WORK ITEM: Please return the whole listing. Keep each line exactly the same.

BEGIN DATA FOR REVIEW

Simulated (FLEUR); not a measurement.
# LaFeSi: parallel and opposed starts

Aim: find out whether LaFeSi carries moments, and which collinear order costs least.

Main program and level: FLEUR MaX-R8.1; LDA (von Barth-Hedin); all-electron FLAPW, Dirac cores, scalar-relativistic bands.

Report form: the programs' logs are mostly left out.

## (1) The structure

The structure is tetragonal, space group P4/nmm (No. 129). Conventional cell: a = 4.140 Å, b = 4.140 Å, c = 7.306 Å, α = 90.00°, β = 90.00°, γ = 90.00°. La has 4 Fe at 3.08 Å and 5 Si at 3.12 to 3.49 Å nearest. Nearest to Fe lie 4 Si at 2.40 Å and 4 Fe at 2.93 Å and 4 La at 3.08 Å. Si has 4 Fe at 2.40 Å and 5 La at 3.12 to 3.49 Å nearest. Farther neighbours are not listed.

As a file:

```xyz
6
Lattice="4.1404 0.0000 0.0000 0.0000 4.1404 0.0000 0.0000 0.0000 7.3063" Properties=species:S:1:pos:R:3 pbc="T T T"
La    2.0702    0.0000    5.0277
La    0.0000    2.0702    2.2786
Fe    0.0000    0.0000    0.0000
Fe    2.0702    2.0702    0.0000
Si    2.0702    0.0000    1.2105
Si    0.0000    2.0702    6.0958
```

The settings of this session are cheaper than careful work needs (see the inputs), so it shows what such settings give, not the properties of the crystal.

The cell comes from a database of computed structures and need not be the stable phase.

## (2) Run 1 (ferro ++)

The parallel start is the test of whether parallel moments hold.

END DATA FOR REVIEW

ANSWER BOX:
Simulated (FLEUR); not a measurement.
# LaFeSi: parallel and opposed starts

Aim: find out whether LaFeSi carries moments, and which collinear order costs least.

Main program and level: FLEUR MaX-R8.1; LDA (von Barth-Hedin); all-electron FLAPW, Dirac cores, scalar-relativistic bands.

Report form: the programs' logs are mostly left out.

## (1) The structure

The structure is tetragonal, space group P4/nmm (No. 129). Conventional cell: a = 4.140 Å, b = 4.140 Å, c = 7.306 Å, α = 90.00°, β = 90.00°, γ = 90.00°. La has 4 Fe at 3.08 Å and 5 Si at 3.12 to 3.49 Å nearest. Nearest to Fe lie 4 Si at 2.40 Å and 4 Fe at 2.93 Å and 4 La at 3.08 Å. Si has 4 Fe at 2.40 Å and 5 La at 3.12 to 3.49 Å nearest. Farther neighbours are not listed.

As a file:

```xyz
6
Lattice="4.1404 0.0000 0.0000 0.0000 4.1404 0.0000 0.0000 0.0000 7.3063" Properties=species:S:1:pos:R:3 pbc="T T T"
La    2.0702    0.0000    5.0277
La    0.0000    2.0702    2.2786
Fe    0.0000    0.0000    0.0000
Fe    2.0702    2.0702    0.0000
Si    2.0702    0.0000    1.2105
Si    0.0000    2.0702    6.0958
```

The settings of this session are cheaper than careful work needs (see the inputs), so it shows what such settings give, not the properties of the crystal.

The cell comes from a database of computed structures and need not be the stable phase.

## (2) Run 1 (ferro ++)

The parallel start is the test of whether parallel moments hold.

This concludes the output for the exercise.